◇ ◇ ◇ ◇
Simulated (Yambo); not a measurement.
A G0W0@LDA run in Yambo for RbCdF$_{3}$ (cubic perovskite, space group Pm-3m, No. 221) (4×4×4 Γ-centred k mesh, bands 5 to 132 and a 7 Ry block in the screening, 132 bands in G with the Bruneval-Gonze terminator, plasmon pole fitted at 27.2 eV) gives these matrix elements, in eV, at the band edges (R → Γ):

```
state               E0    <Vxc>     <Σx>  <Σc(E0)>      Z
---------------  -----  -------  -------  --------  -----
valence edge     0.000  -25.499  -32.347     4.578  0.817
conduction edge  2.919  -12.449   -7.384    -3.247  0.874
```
◇ ◇ ◇ ◇

Copy out the full material exactly as it appears.

Simulated (Yambo); not a measurement.
A G0W0@LDA run in Yambo for RbCdF$_{3}$ (cubic perovskite, space group Pm-3m, No. 221) (4×4×4 Γ-centred k mesh, bands 5 to 132 and a 7 Ry block in the screening, 132 bands in G with the Bruneval-Gonze terminator, plasmon pole fitted at 27.2 eV) gives these matrix elements, in eV, at the band edges (R → Γ):

```
state               E0    <Vxc>     <Σx>  <Σc(E0)>      Z
---------------  -----  -------  -------  --------  -----
valence edge     0.000  -25.499  -32.347     4.578  0.817
conduction edge  2.919  -12.449   -7.384    -3.247  0.874
```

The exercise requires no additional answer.